» **TASK ITEM**: Exact repetition of the data below is required.

ENTRIES SHOWN: Begin

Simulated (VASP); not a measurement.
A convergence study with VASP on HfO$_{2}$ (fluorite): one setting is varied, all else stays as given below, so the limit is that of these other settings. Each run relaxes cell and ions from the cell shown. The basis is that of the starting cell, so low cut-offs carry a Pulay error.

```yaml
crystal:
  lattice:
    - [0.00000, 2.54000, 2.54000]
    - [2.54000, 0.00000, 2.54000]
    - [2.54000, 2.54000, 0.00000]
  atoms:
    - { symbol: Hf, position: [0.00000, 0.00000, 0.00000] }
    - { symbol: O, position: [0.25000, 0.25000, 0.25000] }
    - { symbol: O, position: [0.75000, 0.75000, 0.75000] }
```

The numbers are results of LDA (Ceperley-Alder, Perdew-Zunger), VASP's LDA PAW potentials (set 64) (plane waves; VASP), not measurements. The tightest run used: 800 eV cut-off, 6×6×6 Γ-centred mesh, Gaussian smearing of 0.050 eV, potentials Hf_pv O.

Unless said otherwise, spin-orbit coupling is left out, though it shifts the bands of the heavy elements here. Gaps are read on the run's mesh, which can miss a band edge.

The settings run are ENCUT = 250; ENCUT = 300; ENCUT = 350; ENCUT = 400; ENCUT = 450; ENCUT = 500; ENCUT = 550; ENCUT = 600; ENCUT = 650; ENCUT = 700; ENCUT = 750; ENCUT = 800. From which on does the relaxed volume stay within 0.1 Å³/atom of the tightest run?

ENTRIES SHOWN: End

» **WRITTEN RESPONSE**:
Simulated (VASP); not a measurement.
A convergence study with VASP on HfO$_{2}$ (fluorite): one setting is varied, all else stays as given below, so the limit is that of these other settings. Each run relaxes cell and ions from the cell shown. The basis is that of the starting cell, so low cut-offs carry a Pulay error.

```yaml
crystal:
  lattice:
    - [0.00000, 2.54000, 2.54000]
    - [2.54000, 0.00000, 2.54000]
    - [2.54000, 2.54000, 0.00000]
  atoms:
    - { symbol: Hf, position: [0.00000, 0.00000, 0.00000] }
    - { symbol: O, position: [0.25000, 0.25000, 0.25000] }
    - { symbol: O, position: [0.75000, 0.75000, 0.75000] }
```

The numbers are results of LDA (Ceperley-Alder, Perdew-Zunger), VASP's LDA PAW potentials (set 64) (plane waves; VASP), not measurements. The tightest run used: 800 eV cut-off, 6×6×6 Γ-centred mesh, Gaussian smearing of 0.050 eV, potentials Hf_pv O.

Unless said otherwise, spin-orbit coupling is left out, though it shifts the bands of the heavy elements here. Gaps are read on the run's mesh, which can miss a band edge.

The settings run are ENCUT = 250; ENCUT = 300; ENCUT = 350; ENCUT = 400; ENCUT = 450; ENCUT = 500; ENCUT = 550; ENCUT = 600; ENCUT = 650; ENCUT = 700; ENCUT = 750; ENCUT = 800. From which on does the relaxed volume stay within 0.1 Å³/atom of the tightest run?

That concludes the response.